> **Dataset content**:
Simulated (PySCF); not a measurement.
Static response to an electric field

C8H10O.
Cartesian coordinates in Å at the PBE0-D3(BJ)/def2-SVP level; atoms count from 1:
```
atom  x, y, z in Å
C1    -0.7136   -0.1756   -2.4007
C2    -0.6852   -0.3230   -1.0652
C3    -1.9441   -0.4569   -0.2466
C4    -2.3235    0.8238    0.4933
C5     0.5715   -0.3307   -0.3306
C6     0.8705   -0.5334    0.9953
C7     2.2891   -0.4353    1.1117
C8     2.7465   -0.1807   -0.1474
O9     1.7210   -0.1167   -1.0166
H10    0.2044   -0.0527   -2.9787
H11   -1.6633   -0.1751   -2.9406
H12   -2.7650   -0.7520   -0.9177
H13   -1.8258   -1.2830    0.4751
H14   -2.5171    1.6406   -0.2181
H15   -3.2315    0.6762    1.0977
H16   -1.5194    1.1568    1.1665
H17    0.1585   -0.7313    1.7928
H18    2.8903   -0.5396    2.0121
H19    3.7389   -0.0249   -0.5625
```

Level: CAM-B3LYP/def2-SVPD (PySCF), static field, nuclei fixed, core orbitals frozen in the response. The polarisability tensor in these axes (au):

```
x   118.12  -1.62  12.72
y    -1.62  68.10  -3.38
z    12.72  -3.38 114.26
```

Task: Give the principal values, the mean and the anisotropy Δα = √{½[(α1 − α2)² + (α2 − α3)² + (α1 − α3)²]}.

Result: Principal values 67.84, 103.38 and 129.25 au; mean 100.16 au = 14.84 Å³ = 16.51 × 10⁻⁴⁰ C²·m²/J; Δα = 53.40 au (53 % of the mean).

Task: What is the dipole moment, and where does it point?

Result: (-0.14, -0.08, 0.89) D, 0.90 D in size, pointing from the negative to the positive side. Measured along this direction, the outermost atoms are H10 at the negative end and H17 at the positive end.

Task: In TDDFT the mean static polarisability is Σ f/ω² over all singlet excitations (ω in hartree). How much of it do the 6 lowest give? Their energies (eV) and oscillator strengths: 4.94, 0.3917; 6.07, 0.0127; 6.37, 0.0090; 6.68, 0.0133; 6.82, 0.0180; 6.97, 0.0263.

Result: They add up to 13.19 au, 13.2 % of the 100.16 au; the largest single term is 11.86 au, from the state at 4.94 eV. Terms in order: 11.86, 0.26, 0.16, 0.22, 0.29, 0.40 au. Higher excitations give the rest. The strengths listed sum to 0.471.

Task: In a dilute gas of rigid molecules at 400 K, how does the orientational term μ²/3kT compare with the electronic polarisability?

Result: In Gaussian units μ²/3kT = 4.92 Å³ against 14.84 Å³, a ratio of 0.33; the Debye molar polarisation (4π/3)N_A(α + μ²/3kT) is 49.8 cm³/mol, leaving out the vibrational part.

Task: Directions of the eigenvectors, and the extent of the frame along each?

> **Requirement**: Start at the first line of the entries and stop at the line with "Result: (-0.14, -0.08, 0.89)". Retype each of those lines exactly, both ends included.

> **Solution**:
Simulated (PySCF); not a measurement.
Static response to an electric field

C8H10O.
Cartesian coordinates in Å at the PBE0-D3(BJ)/def2-SVP level; atoms count from 1:
```
atom  x, y, z in Å
C1    -0.7136   -0.1756   -2.4007
C2    -0.6852   -0.3230   -1.0652
C3    -1.9441   -0.4569   -0.2466
C4    -2.3235    0.8238    0.4933
C5     0.5715   -0.3307   -0.3306
C6     0.8705   -0.5334    0.9953
C7     2.2891   -0.4353    1.1117
C8     2.7465   -0.1807   -0.1474
O9     1.7210   -0.1167   -1.0166
H10    0.2044   -0.0527   -2.9787
H11   -1.6633   -0.1751   -2.9406
H12   -2.7650   -0.7520   -0.9177
H13   -1.8258   -1.2830    0.4751
H14   -2.5171    1.6406   -0.2181
H15   -3.2315    0.6762    1.0977
H16   -1.5194    1.1568    1.1665
H17    0.1585   -0.7313    1.7928
H18    2.8903   -0.5396    2.0121
H19    3.7389   -0.0249   -0.5625
```

Level: CAM-B3LYP/def2-SVPD (PySCF), static field, nuclei fixed, core orbitals frozen in the response. The polarisability tensor in these axes (au):

```
x   118.12  -1.62  12.72
y    -1.62  68.10  -3.38
z    12.72  -3.38 114.26
```

Task: Give the principal values, the mean and the anisotropy Δα = √{½[(α1 − α2)² + (α2 − α3)² + (α1 − α3)²]}.

Result: Principal values 67.84, 103.38 and 129.25 au; mean 100.16 au = 14.84 Å³ = 16.51 × 10⁻⁴⁰ C²·m²/J; Δα = 53.40 au (53 % of the mean).

Task: What is the dipole moment, and where does it point?

Result: (-0.14, -0.08, 0.89) D, 0.90 D in size, pointing from the negative to the positive side. Measured along this direction, the outermost atoms are H10 at the negative end and H17 at the positive end.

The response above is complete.